- [Required action] Reproduce the material that follows, please, but only from its first line to the line containing "Answer: 4.42 D;", inclusive.

[Information provided Boundary: Start]
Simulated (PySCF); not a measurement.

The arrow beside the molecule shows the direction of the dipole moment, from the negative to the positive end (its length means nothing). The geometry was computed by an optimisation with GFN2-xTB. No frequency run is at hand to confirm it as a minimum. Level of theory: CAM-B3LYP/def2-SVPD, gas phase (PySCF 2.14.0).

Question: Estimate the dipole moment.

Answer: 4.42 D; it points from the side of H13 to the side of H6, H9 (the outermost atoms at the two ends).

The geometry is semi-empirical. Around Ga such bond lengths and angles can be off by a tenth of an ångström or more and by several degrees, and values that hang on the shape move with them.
[Information provided Boundary: End]

- [Written reply]
Simulated (PySCF); not a measurement.

The arrow beside the molecule shows the direction of the dipole moment, from the negative to the positive end (its length means nothing). The geometry was computed by an optimisation with GFN2-xTB. No frequency run is at hand to confirm it as a minimum. Level of theory: CAM-B3LYP/def2-SVPD, gas phase (PySCF 2.14.0).

Question: Estimate the dipole moment.

Answer: 4.42 D; it points from the side of H13 to the side of H6, H9 (the outermost atoms at the two ends).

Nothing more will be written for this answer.